→ **Data shown**:
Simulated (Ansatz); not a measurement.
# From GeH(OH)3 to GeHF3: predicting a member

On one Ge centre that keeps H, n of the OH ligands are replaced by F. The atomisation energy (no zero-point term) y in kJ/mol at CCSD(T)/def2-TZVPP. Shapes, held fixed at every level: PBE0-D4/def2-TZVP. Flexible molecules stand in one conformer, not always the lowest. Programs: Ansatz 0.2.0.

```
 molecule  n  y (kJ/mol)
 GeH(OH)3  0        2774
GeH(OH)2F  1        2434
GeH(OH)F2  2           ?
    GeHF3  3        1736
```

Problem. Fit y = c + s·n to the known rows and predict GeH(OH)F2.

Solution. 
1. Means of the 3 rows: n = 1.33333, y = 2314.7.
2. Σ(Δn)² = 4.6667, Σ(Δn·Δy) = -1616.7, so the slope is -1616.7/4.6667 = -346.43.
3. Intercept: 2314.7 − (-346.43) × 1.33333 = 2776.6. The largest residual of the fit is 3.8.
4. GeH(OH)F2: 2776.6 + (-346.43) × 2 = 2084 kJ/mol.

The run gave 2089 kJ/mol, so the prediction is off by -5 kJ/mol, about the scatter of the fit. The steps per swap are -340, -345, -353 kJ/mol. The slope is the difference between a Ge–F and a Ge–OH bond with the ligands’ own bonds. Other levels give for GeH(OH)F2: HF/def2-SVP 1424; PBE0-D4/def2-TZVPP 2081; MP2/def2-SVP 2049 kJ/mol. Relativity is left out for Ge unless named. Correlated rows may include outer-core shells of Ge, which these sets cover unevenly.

→ **Activity**: Only the lines from the first line of the records through the line containing "4. GeH(OH)F2: 2776.6" should be repeated, exactly as they appear.

→ **Answer area**:
Simulated (Ansatz); not a measurement.
# From GeH(OH)3 to GeHF3: predicting a member

On one Ge centre that keeps H, n of the OH ligands are replaced by F. The atomisation energy (no zero-point term) y in kJ/mol at CCSD(T)/def2-TZVPP. Shapes, held fixed at every level: PBE0-D4/def2-TZVP. Flexible molecules stand in one conformer, not always the lowest. Programs: Ansatz 0.2.0.

```
 molecule  n  y (kJ/mol)
 GeH(OH)3  0        2774
GeH(OH)2F  1        2434
GeH(OH)F2  2           ?
    GeHF3  3        1736
```

Problem. Fit y = c + s·n to the known rows and predict GeH(OH)F2.

Solution. 
1. Means of the 3 rows: n = 1.33333, y = 2314.7.
2. Σ(Δn)² = 4.6667, Σ(Δn·Δy) = -1616.7, so the slope is -1616.7/4.6667 = -346.43.
3. Intercept: 2314.7 − (-346.43) × 1.33333 = 2776.6. The largest residual of the fit is 3.8.
4. GeH(OH)F2: 2776.6 + (-346.43) × 2 = 2084 kJ/mol.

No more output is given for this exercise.